- **DATA RECORDS**:
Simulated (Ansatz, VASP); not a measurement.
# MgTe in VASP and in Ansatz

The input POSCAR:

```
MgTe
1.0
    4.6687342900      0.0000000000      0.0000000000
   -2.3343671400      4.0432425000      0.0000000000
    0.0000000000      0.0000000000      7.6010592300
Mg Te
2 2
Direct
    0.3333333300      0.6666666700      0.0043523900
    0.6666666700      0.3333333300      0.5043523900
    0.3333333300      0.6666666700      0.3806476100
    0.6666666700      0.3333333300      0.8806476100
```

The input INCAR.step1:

- **BRIEF**:
Print the data above exactly.

- **YOUR SOLUTION**:
Simulated (Ansatz, VASP); not a measurement.
# MgTe in VASP and in Ansatz

The input POSCAR:

```
MgTe
1.0
    4.6687342900      0.0000000000      0.0000000000
   -2.3343671400      4.0432425000      0.0000000000
    0.0000000000      0.0000000000      7.6010592300
Mg Te
2 2
Direct
    0.3333333300      0.6666666700      0.0043523900
    0.6666666700      0.3333333300      0.5043523900
    0.3333333300      0.6666666700      0.3806476100
    0.6666666700      0.3333333300      0.8806476100
```

The input INCAR.step1:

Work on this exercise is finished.